Top of DATA SHOWN

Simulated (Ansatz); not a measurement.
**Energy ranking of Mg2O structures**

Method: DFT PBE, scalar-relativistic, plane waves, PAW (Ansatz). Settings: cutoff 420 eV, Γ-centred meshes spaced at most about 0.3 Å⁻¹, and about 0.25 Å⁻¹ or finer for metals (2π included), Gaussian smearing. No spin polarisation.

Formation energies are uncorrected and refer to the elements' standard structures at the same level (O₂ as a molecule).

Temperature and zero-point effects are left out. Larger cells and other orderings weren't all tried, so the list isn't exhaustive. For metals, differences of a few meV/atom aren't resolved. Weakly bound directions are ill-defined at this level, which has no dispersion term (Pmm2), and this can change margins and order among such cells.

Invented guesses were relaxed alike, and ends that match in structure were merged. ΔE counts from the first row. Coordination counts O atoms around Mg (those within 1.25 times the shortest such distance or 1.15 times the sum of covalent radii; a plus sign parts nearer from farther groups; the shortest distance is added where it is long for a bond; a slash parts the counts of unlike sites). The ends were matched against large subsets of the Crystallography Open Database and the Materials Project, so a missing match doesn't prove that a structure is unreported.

Bottom of DATA SHOWN

WORK ITEM
Print the records verbatim, stopping after the "Temperature and zero-point" line.

EXERCISE RESPONSE
Simulated (Ansatz); not a measurement.
**Energy ranking of Mg2O structures**

Method: DFT PBE, scalar-relativistic, plane waves, PAW (Ansatz). Settings: cutoff 420 eV, Γ-centred meshes spaced at most about 0.3 Å⁻¹, and about 0.25 Å⁻¹ or finer for metals (2π included), Gaussian smearing. No spin polarisation.

Formation energies are uncorrected and refer to the elements' standard structures at the same level (O₂ as a molecule).

Temperature and zero-point effects are left out. Larger cells and other orderings weren't all tried, so the list isn't exhaustive. For metals, differences of a few meV/atom aren't resolved. Weakly bound directions are ill-defined at this level, which has no dispersion term (Pmm2), and this can change margins and order among such cells.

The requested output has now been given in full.